Task item: For this exercise, restate word for word only the lines from the first line of the data to the line containing "Atom 1 (Si)".

++++++++

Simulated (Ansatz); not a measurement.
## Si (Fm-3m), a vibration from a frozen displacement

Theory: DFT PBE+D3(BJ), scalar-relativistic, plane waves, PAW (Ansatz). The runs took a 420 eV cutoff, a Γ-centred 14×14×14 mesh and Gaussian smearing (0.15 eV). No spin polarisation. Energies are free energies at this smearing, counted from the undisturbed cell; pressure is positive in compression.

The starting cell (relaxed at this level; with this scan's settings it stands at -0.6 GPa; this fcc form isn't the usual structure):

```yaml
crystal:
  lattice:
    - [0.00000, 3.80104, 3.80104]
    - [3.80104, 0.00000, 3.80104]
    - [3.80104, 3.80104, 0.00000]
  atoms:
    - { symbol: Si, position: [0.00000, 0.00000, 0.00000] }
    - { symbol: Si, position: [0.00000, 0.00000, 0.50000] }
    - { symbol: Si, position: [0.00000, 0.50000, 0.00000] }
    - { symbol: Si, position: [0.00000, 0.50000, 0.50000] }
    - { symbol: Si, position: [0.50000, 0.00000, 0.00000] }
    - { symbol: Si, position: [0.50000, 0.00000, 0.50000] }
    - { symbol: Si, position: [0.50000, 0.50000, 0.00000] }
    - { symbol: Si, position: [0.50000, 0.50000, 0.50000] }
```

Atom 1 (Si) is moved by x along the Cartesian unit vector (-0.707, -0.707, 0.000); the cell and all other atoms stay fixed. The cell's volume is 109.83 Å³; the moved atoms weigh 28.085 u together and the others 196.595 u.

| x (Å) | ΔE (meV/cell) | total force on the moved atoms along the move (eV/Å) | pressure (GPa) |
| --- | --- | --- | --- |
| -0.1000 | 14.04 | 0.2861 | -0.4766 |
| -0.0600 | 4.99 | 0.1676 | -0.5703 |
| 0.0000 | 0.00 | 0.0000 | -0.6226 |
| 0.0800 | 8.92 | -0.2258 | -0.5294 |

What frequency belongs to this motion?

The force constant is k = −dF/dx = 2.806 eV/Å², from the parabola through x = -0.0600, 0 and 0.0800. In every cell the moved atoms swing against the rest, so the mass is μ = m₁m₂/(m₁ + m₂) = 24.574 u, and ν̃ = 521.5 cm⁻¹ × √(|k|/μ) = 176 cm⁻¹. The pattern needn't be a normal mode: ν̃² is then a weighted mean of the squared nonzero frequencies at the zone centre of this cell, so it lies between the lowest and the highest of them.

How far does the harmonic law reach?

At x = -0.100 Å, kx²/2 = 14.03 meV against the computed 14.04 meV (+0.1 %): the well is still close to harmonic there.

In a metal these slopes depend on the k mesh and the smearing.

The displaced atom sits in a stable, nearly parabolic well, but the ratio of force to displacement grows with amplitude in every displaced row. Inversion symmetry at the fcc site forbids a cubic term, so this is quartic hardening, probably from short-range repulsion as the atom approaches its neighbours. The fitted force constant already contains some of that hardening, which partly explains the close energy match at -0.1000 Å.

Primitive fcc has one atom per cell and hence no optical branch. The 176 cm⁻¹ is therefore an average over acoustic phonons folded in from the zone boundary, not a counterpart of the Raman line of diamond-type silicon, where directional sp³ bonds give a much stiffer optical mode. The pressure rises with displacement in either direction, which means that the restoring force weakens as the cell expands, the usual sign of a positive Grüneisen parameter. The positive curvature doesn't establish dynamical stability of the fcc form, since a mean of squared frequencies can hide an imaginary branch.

++++++++

Response:
Simulated (Ansatz); not a measurement.
## Si (Fm-3m), a vibration from a frozen displacement

Theory: DFT PBE+D3(BJ), scalar-relativistic, plane waves, PAW (Ansatz). The runs took a 420 eV cutoff, a Γ-centred 14×14×14 mesh and Gaussian smearing (0.15 eV). No spin polarisation. Energies are free energies at this smearing, counted from the undisturbed cell; pressure is positive in compression.

The starting cell (relaxed at this level; with this scan's settings it stands at -0.6 GPa; this fcc form isn't the usual structure):

```yaml
crystal:
  lattice:
    - [0.00000, 3.80104, 3.80104]
    - [3.80104, 0.00000, 3.80104]
    - [3.80104, 3.80104, 0.00000]
  atoms:
    - { symbol: Si, position: [0.00000, 0.00000, 0.00000] }
    - { symbol: Si, position: [0.00000, 0.00000, 0.50000] }
    - { symbol: Si, position: [0.00000, 0.50000, 0.00000] }
    - { symbol: Si, position: [0.00000, 0.50000, 0.50000] }
    - { symbol: Si, position: [0.50000, 0.00000, 0.00000] }
    - { symbol: Si, position: [0.50000, 0.00000, 0.50000] }
    - { symbol: Si, position: [0.50000, 0.50000, 0.00000] }
    - { symbol: Si, position: [0.50000, 0.50000, 0.50000] }
```

Atom 1 (Si) is moved by x along the Cartesian unit vector (-0.707, -0.707, 0.000); the cell and all other atoms stay fixed. The cell's volume is 109.83 Å³; the moved atoms weigh 28.085 u together and the others 196.595 u.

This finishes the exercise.